SUPPLIED ENTRIES: Begin

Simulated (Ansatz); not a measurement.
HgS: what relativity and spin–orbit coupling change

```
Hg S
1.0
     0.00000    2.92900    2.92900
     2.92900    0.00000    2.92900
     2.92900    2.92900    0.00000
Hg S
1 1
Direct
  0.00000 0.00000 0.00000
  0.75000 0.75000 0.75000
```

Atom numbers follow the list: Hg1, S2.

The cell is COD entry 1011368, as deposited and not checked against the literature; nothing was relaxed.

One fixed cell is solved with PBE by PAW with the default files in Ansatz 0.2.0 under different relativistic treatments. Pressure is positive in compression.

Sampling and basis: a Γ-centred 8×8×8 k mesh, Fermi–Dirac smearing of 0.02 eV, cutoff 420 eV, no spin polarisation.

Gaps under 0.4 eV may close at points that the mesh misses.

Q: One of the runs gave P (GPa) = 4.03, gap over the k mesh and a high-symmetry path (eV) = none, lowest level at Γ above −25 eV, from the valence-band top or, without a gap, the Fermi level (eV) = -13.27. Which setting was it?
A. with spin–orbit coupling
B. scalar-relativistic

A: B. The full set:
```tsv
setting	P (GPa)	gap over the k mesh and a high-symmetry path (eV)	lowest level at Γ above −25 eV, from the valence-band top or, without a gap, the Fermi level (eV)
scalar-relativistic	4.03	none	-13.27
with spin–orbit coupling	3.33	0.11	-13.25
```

SUPPLIED ENTRIES: End

• WORK REQUEST
In full and word for word, repeat the records.

• RESPONSE BOX
Simulated (Ansatz); not a measurement.
HgS: what relativity and spin–orbit coupling change

```
Hg S
1.0
     0.00000    2.92900    2.92900
     2.92900    0.00000    2.92900
     2.92900    2.92900    0.00000
Hg S
1 1
Direct
  0.00000 0.00000 0.00000
  0.75000 0.75000 0.75000
```

Atom numbers follow the list: Hg1, S2.

The cell is COD entry 1011368, as deposited and not checked against the literature; nothing was relaxed.

One fixed cell is solved with PBE by PAW with the default files in Ansatz 0.2.0 under different relativistic treatments. Pressure is positive in compression.

Sampling and basis: a Γ-centred 8×8×8 k mesh, Fermi–Dirac smearing of 0.02 eV, cutoff 420 eV, no spin polarisation.

Gaps under 0.4 eV may close at points that the mesh misses.

Q: One of the runs gave P (GPa) = 4.03, gap over the k mesh and a high-symmetry path (eV) = none, lowest level at Γ above −25 eV, from the valence-band top or, without a gap, the Fermi level (eV) = -13.27. Which setting was it?
A. with spin–orbit coupling
B. scalar-relativistic

A: B. The full set:
```tsv
setting	P (GPa)	gap over the k mesh and a high-symmetry path (eV)	lowest level at Γ above −25 eV, from the valence-band top or, without a gap, the Fermi level (eV)
scalar-relativistic	4.03	none	-13.27
with spin–orbit coupling	3.33	0.11	-13.25
```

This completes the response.